▶ [ASSIGNED TASK] Look at the entries below and restate word for word the lines from the first through the one that has "In the def2".

▶ [INFORMATION GIVEN]
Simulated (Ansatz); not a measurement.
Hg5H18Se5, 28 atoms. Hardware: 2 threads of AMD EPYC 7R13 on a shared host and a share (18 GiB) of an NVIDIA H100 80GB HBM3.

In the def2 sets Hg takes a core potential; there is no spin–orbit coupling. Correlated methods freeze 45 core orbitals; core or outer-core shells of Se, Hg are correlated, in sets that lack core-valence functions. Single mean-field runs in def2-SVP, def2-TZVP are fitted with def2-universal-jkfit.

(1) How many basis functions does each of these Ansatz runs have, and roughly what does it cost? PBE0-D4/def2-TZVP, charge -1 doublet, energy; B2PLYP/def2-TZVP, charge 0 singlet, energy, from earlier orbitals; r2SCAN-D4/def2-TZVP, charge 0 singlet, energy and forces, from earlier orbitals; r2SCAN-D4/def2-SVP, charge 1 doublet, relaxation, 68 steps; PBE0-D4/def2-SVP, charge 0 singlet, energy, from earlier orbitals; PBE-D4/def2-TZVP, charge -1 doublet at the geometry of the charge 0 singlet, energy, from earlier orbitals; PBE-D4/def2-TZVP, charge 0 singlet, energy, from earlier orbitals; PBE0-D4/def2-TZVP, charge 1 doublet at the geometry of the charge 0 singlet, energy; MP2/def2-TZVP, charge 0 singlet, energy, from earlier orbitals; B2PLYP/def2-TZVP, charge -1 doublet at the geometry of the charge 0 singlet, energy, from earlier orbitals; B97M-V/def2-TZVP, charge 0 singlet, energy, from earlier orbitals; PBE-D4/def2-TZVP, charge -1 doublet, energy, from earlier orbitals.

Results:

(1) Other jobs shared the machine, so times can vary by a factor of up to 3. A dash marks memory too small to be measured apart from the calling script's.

▶ [RESPONSE BOX]
Simulated (Ansatz); not a measurement.
Hg5H18Se5, 28 atoms. Hardware: 2 threads of AMD EPYC 7R13 on a shared host and a share (18 GiB) of an NVIDIA H100 80GB HBM3.

In the def2 sets Hg takes a core potential; there is no spin–orbit coupling. Correlated methods freeze 45 core orbitals; core or outer-core shells of Se, Hg are correlated, in sets that lack core-valence functions. Single mean-field runs in def2-SVP, def2-TZVP are fitted with def2-universal-jkfit.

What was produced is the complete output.